*ACTION ITEM*. Restate each entry below word for word, without skipping any.

*SOURCE MATERIAL*.
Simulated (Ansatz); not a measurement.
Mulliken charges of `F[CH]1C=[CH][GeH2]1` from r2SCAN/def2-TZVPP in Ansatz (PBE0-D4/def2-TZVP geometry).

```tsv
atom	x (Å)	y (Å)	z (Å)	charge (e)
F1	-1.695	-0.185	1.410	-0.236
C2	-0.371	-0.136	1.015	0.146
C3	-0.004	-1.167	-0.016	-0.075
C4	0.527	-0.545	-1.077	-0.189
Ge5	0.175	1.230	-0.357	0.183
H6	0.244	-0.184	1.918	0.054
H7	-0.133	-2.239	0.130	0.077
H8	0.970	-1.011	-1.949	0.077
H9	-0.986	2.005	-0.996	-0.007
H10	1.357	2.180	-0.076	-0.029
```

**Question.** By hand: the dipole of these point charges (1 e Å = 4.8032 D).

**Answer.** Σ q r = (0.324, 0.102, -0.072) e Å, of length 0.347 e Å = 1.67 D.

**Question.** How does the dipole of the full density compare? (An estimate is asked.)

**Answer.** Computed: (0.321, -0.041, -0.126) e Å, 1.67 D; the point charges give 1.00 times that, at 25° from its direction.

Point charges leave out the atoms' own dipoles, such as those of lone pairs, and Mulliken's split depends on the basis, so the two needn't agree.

*TASK RESPONSE*.
Simulated (Ansatz); not a measurement.
Mulliken charges of `F[CH]1C=[CH][GeH2]1` from r2SCAN/def2-TZVPP in Ansatz (PBE0-D4/def2-TZVP geometry).

```tsv
atom	x (Å)	y (Å)	z (Å)	charge (e)
F1	-1.695	-0.185	1.410	-0.236
C2	-0.371	-0.136	1.015	0.146
C3	-0.004	-1.167	-0.016	-0.075
C4	0.527	-0.545	-1.077	-0.189
Ge5	0.175	1.230	-0.357	0.183
H6	0.244	-0.184	1.918	0.054
H7	-0.133	-2.239	0.130	0.077
H8	0.970	-1.011	-1.949	0.077
H9	-0.986	2.005	-0.996	-0.007
H10	1.357	2.180	-0.076	-0.029
```

**Question.** By hand: the dipole of these point charges (1 e Å = 4.8032 D).

**Answer.** Σ q r = (0.324, 0.102, -0.072) e Å, of length 0.347 e Å = 1.67 D.

**Question.** How does the dipole of the full density compare? (An estimate is asked.)

**Answer.** Computed: (0.321, -0.041, -0.126) e Å, 1.67 D; the point charges give 1.00 times that, at 25° from its direction.

Point charges leave out the atoms' own dipoles, such as those of lone pairs, and Mulliken's split depends on the basis, so the two needn't agree.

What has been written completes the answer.